= ASSIGNED TASK =
What is needed is an exact copy of every entry below.

(RECORDS SUPPLIED Opens)

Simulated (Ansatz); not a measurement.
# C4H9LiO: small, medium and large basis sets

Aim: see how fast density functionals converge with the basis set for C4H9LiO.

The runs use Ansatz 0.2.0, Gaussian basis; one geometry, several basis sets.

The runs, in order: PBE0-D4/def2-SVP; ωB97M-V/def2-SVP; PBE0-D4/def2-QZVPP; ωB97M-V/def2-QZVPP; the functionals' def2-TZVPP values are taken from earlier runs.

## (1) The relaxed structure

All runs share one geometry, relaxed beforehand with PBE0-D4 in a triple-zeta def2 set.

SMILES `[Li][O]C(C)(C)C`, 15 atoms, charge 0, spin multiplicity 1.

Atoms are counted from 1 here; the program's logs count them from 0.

(RECORDS SUPPLIED Closes)

= RESPONSE BOX =
Simulated (Ansatz); not a measurement.
# C4H9LiO: small, medium and large basis sets

Aim: see how fast density functionals converge with the basis set for C4H9LiO.

The runs use Ansatz 0.2.0, Gaussian basis; one geometry, several basis sets.

The runs, in order: PBE0-D4/def2-SVP; ωB97M-V/def2-SVP; PBE0-D4/def2-QZVPP; ωB97M-V/def2-QZVPP; the functionals' def2-TZVPP values are taken from earlier runs.

## (1) The relaxed structure

All runs share one geometry, relaxed beforehand with PBE0-D4 in a triple-zeta def2 set.

SMILES `[Li][O]C(C)(C)C`, 15 atoms, charge 0, spin multiplicity 1.

Atoms are counted from 1 here; the program's logs count them from 0.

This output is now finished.